Data for review below:

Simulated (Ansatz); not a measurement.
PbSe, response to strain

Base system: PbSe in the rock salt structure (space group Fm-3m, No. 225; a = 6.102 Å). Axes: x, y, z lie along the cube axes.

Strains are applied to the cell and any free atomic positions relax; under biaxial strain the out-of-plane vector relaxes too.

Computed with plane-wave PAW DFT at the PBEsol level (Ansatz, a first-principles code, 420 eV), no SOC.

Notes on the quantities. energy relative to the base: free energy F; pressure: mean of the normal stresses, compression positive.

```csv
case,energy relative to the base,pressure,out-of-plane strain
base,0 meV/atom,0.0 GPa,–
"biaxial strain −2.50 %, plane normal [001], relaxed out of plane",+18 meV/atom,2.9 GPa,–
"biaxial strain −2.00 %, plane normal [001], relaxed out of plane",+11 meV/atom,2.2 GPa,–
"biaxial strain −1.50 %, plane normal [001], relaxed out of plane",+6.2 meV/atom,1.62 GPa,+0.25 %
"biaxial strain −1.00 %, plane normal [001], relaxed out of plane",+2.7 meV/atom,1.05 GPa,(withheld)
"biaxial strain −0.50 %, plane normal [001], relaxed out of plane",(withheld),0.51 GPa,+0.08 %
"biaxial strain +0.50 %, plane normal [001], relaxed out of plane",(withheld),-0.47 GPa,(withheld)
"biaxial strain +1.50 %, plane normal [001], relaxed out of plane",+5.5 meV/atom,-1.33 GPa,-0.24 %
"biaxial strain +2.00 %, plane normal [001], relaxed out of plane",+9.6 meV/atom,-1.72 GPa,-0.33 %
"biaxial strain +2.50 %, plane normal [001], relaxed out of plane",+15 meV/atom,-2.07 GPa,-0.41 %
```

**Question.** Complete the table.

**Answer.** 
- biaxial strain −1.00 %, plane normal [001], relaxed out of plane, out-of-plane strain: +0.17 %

End of Data for review.

_Work task:_ Restate the listing exactly, starting at its first line and ending at the line where "Strains are applied" occurs; include both and no other lines.

_Exercise response:_
Simulated (Ansatz); not a measurement.
PbSe, response to strain

Base system: PbSe in the rock salt structure (space group Fm-3m, No. 225; a = 6.102 Å). Axes: x, y, z lie along the cube axes.

Strains are applied to the cell and any free atomic positions relax; under biaxial strain the out-of-plane vector relaxes too.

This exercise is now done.